■ Data records:
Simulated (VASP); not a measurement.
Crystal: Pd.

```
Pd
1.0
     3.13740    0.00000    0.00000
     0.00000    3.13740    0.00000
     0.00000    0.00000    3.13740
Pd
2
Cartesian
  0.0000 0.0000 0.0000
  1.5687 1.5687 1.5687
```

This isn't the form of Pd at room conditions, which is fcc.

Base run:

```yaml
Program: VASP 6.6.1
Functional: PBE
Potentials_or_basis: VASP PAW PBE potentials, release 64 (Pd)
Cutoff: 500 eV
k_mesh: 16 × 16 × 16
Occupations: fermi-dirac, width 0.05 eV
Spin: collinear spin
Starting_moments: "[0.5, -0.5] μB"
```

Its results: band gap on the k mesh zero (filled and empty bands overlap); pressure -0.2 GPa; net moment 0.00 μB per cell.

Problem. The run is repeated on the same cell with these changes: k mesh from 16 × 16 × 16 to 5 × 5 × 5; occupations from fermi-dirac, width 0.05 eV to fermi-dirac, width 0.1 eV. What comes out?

■ Brief: Exactly reproduce all of the entries above.

■ Result:
Simulated (VASP); not a measurement.
Crystal: Pd.

```
Pd
1.0
     3.13740    0.00000    0.00000
     0.00000    3.13740    0.00000
     0.00000    0.00000    3.13740
Pd
2
Cartesian
  0.0000 0.0000 0.0000
  1.5687 1.5687 1.5687
```

This isn't the form of Pd at room conditions, which is fcc.

Base run:

```yaml
Program: VASP 6.6.1
Functional: PBE
Potentials_or_basis: VASP PAW PBE potentials, release 64 (Pd)
Cutoff: 500 eV
k_mesh: 16 × 16 × 16
Occupations: fermi-dirac, width 0.05 eV
Spin: collinear spin
Starting_moments: "[0.5, -0.5] μB"
```

Its results: band gap on the k mesh zero (filled and empty bands overlap); pressure -0.2 GPa; net moment 0.00 μB per cell.

Problem. The run is repeated on the same cell with these changes: k mesh from 16 × 16 × 16 to 5 × 5 × 5; occupations from fermi-dirac, width 0.05 eV to fermi-dirac, width 0.1 eV. What comes out?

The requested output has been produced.